WORK ITEM:
Find the line containing "Where it ends: The" in the entries below. Restate it and each line after it, word for word, up to and including the line containing "Labels in which".

DATA UNDER STUDY:
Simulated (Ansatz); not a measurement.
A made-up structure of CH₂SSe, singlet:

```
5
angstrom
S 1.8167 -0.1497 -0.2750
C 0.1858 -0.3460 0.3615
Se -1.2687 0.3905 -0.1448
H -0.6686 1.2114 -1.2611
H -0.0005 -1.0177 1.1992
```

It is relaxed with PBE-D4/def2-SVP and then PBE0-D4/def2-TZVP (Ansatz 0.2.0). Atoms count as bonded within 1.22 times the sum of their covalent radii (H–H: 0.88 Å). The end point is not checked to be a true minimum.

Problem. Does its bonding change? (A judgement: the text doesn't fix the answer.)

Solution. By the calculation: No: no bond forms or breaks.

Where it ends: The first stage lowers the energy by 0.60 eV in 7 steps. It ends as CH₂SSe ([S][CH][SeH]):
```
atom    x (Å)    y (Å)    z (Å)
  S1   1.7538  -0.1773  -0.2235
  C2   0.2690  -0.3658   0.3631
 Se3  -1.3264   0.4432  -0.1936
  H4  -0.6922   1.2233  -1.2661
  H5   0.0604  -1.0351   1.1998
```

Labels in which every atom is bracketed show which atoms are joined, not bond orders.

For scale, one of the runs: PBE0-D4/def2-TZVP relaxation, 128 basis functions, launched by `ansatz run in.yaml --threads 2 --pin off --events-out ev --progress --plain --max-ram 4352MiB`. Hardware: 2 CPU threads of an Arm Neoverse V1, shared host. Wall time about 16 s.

TASK RESPONSE:
Where it ends: The first stage lowers the energy by 0.60 eV in 7 steps. It ends as CH₂SSe ([S][CH][SeH]):
```
atom    x (Å)    y (Å)    z (Å)
  S1   1.7538  -0.1773  -0.2235
  C2   0.2690  -0.3658   0.3631
 Se3  -1.3264   0.4432  -0.1936
  H4  -0.6922   1.2233  -1.2661
  H5   0.0604  -1.0351   1.1998
```

Labels in which every atom is bracketed show which atoms are joined, not bond orders.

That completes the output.